== Work instruction ==
Begin at the top of the listing below. Write each line out exactly, ending with the line that holds "TiO2 (I4₁/amd, 6".

== Supplied data ==
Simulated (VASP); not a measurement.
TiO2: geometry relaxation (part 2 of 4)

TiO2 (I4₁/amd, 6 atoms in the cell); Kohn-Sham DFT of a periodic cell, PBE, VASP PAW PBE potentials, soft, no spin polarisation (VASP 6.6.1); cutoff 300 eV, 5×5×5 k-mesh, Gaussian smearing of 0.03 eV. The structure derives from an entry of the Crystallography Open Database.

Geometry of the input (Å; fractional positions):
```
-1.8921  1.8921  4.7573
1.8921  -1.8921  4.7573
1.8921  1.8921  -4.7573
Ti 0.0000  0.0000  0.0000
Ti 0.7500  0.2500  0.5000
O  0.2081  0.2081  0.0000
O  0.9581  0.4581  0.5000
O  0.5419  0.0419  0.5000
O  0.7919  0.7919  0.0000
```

== Task output ==
Simulated (VASP); not a measurement.
TiO2: geometry relaxation (part 2 of 4)

TiO2 (I4₁/amd, 6 atoms in the cell); Kohn-Sham DFT of a periodic cell, PBE, VASP PAW PBE potentials, soft, no spin polarisation (VASP 6.6.1); cutoff 300 eV, 5×5×5 k-mesh, Gaussian smearing of 0.03 eV. The structure derives from an entry of the Crystallography Open Database.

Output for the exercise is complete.